▶ [ACTIVITY]: Every line below should be set down exactly as it appears.

▶ [RECORD SET]:
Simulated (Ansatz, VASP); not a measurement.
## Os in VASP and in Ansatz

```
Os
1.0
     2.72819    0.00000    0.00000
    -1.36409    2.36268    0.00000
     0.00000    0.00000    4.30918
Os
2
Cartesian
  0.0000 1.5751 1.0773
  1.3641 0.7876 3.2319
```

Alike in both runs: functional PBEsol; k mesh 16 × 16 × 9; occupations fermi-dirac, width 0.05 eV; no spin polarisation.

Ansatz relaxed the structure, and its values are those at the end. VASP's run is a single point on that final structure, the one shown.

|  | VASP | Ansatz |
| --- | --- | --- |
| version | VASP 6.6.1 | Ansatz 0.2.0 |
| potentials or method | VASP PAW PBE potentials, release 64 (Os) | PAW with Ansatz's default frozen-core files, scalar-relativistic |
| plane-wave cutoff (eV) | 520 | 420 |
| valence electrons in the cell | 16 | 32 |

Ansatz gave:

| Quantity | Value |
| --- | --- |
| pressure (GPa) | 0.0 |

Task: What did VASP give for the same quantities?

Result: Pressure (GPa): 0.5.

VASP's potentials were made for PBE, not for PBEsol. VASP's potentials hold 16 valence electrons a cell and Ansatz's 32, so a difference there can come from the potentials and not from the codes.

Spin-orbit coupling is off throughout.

▶ [RESULT]:
Simulated (Ansatz, VASP); not a measurement.
## Os in VASP and in Ansatz

```
Os
1.0
     2.72819    0.00000    0.00000
    -1.36409    2.36268    0.00000
     0.00000    0.00000    4.30918
Os
2
Cartesian
  0.0000 1.5751 1.0773
  1.3641 0.7876 3.2319
```

Alike in both runs: functional PBEsol; k mesh 16 × 16 × 9; occupations fermi-dirac, width 0.05 eV; no spin polarisation.

Ansatz relaxed the structure, and its values are those at the end. VASP's run is a single point on that final structure, the one shown.

|  | VASP | Ansatz |
| --- | --- | --- |
| version | VASP 6.6.1 | Ansatz 0.2.0 |
| potentials or method | VASP PAW PBE potentials, release 64 (Os) | PAW with Ansatz's default frozen-core files, scalar-relativistic |
| plane-wave cutoff (eV) | 520 | 420 |
| valence electrons in the cell | 16 | 32 |

Ansatz gave:

| Quantity | Value |
| --- | --- |
| pressure (GPa) | 0.0 |

Task: What did VASP give for the same quantities?

Result: Pressure (GPa): 0.5.

VASP's potentials were made for PBE, not for PBEsol. VASP's potentials hold 16 valence electrons a cell and Ansatz's 32, so a difference there can come from the potentials and not from the codes.

Spin-orbit coupling is off throughout.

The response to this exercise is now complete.